» ASSIGNED TASK
Repeat, line for line, the entries below from the first line to the line containing "- q → 0 term: analytic", counting both ends.

» DATA RECORDS
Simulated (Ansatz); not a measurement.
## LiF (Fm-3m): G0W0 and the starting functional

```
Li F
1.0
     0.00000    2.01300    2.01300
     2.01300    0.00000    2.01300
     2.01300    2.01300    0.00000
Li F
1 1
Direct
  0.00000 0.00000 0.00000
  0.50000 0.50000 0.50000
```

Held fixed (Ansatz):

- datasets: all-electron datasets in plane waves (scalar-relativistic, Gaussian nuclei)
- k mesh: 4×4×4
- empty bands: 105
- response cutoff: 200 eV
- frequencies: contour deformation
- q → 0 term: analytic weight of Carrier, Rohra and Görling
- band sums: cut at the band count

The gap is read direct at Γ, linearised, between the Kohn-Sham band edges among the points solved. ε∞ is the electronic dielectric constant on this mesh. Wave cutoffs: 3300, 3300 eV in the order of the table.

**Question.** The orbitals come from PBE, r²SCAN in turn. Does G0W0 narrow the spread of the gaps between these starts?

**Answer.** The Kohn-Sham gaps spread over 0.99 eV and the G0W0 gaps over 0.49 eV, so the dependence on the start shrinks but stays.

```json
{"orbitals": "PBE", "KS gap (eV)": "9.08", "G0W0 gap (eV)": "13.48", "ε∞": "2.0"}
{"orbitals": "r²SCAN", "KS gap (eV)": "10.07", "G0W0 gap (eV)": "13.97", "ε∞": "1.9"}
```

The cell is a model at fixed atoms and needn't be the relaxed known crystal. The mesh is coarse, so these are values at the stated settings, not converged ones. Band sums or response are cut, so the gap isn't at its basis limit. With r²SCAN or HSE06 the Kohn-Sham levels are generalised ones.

» ANSWER BOX
Simulated (Ansatz); not a measurement.
## LiF (Fm-3m): G0W0 and the starting functional

```
Li F
1.0
     0.00000    2.01300    2.01300
     2.01300    0.00000    2.01300
     2.01300    2.01300    0.00000
Li F
1 1
Direct
  0.00000 0.00000 0.00000
  0.50000 0.50000 0.50000
```

Held fixed (Ansatz):

- datasets: all-electron datasets in plane waves (scalar-relativistic, Gaussian nuclei)
- k mesh: 4×4×4
- empty bands: 105
- response cutoff: 200 eV
- frequencies: contour deformation
- q → 0 term: analytic weight of Carrier, Rohra and Görling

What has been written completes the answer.